____________________

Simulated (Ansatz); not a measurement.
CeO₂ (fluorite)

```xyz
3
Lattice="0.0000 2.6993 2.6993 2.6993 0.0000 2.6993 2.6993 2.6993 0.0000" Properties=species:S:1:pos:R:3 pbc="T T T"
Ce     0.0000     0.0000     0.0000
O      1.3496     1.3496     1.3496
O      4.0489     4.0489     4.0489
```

____________________

» **Exercise**
Without omitting anything, output the data verbatim.

» **Worked solution**
Simulated (Ansatz); not a measurement.
CeO₂ (fluorite)

```xyz
3
Lattice="0.0000 2.6993 2.6993 2.6993 0.0000 2.6993 2.6993 2.6993 0.0000" Properties=species:S:1:pos:R:3 pbc="T T T"
Ce     0.0000     0.0000     0.0000
O      1.3496     1.3496     1.3496
O      4.0489     4.0489     4.0489
```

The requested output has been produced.